-------- Dataset content --------

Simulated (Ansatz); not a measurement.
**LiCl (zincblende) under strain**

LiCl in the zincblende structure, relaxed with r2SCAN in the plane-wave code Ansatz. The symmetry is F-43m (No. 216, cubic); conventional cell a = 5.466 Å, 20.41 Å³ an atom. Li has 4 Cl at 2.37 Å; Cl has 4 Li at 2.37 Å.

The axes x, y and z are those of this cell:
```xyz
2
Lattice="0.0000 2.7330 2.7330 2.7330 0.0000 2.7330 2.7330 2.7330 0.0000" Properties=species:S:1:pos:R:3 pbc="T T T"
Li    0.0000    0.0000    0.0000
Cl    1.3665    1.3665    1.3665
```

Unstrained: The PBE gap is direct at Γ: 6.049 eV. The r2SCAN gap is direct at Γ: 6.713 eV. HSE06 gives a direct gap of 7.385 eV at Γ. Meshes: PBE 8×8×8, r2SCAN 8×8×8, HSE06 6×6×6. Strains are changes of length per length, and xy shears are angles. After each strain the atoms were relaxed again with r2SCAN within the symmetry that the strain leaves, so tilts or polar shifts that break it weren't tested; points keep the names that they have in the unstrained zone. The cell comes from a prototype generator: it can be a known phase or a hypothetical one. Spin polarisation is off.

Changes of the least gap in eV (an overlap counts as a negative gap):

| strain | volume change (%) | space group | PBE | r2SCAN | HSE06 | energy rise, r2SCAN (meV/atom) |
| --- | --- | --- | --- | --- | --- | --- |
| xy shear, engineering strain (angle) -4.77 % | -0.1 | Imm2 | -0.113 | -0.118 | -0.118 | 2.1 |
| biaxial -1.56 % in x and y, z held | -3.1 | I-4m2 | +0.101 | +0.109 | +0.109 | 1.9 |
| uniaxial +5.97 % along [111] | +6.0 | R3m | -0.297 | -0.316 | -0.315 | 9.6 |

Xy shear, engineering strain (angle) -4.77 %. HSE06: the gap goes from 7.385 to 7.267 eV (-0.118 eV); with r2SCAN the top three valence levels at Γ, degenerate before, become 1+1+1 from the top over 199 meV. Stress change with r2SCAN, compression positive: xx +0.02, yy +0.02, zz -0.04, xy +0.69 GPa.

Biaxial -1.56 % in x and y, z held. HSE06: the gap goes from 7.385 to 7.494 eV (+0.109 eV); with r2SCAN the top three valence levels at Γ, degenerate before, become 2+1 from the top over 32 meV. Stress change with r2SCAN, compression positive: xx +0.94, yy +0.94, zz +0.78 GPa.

--------

The line containing "-0.315 | 9.6 |" marks the end. Please print exactly every line from the top of the data to it, both included, and nothing more.

* **Task response**
Simulated (Ansatz); not a measurement.
**LiCl (zincblende) under strain**

LiCl in the zincblende structure, relaxed with r2SCAN in the plane-wave code Ansatz. The symmetry is F-43m (No. 216, cubic); conventional cell a = 5.466 Å, 20.41 Å³ an atom. Li has 4 Cl at 2.37 Å; Cl has 4 Li at 2.37 Å.

The axes x, y and z are those of this cell:
```xyz
2
Lattice="0.0000 2.7330 2.7330 2.7330 0.0000 2.7330 2.7330 2.7330 0.0000" Properties=species:S:1:pos:R:3 pbc="T T T"
Li    0.0000    0.0000    0.0000
Cl    1.3665    1.3665    1.3665
```

Unstrained: The PBE gap is direct at Γ: 6.049 eV. The r2SCAN gap is direct at Γ: 6.713 eV. HSE06 gives a direct gap of 7.385 eV at Γ. Meshes: PBE 8×8×8, r2SCAN 8×8×8, HSE06 6×6×6. Strains are changes of length per length, and xy shears are angles. After each strain the atoms were relaxed again with r2SCAN within the symmetry that the strain leaves, so tilts or polar shifts that break it weren't tested; points keep the names that they have in the unstrained zone. The cell comes from a prototype generator: it can be a known phase or a hypothetical one. Spin polarisation is off.

Changes of the least gap in eV (an overlap counts as a negative gap):

| strain | volume change (%) | space group | PBE | r2SCAN | HSE06 | energy rise, r2SCAN (meV/atom) |
| --- | --- | --- | --- | --- | --- | --- |
| xy shear, engineering strain (angle) -4.77 % | -0.1 | Imm2 | -0.113 | -0.118 | -0.118 | 2.1 |
| biaxial -1.56 % in x and y, z held | -3.1 | I-4m2 | +0.101 | +0.109 | +0.109 | 1.9 |
| uniaxial +5.97 % along [111] | +6.0 | R3m | -0.297 | -0.316 | -0.315 | 9.6 |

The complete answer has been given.